* _Required action_:
Extract every entry word for word.

◇ ◇ ◇ ◇ ◇ ◇ ◇

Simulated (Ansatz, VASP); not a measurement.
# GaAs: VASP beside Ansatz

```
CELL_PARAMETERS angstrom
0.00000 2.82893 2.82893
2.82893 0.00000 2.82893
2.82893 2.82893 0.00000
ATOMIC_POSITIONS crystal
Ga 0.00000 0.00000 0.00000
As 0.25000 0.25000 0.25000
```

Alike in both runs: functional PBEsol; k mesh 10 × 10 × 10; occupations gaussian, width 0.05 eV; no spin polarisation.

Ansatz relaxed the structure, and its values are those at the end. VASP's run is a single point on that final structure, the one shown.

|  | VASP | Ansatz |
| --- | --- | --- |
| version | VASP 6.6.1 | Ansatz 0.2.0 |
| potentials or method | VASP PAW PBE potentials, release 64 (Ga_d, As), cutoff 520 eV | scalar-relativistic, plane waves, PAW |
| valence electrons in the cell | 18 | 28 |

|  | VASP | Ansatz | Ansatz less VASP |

◇ ◇ ◇ ◇ ◇ ◇ ◇

* _Exercise response_:
Simulated (Ansatz, VASP); not a measurement.
# GaAs: VASP beside Ansatz

```
CELL_PARAMETERS angstrom
0.00000 2.82893 2.82893
2.82893 0.00000 2.82893
2.82893 2.82893 0.00000
ATOMIC_POSITIONS crystal
Ga 0.00000 0.00000 0.00000
As 0.25000 0.25000 0.25000
```

Alike in both runs: functional PBEsol; k mesh 10 × 10 × 10; occupations gaussian, width 0.05 eV; no spin polarisation.

Ansatz relaxed the structure, and its values are those at the end. VASP's run is a single point on that final structure, the one shown.

|  | VASP | Ansatz |
| --- | --- | --- |
| version | VASP 6.6.1 | Ansatz 0.2.0 |
| potentials or method | VASP PAW PBE potentials, release 64 (Ga_d, As), cutoff 520 eV | scalar-relativistic, plane waves, PAW |
| valence electrons in the cell | 18 | 28 |

|  | VASP | Ansatz | Ansatz less VASP |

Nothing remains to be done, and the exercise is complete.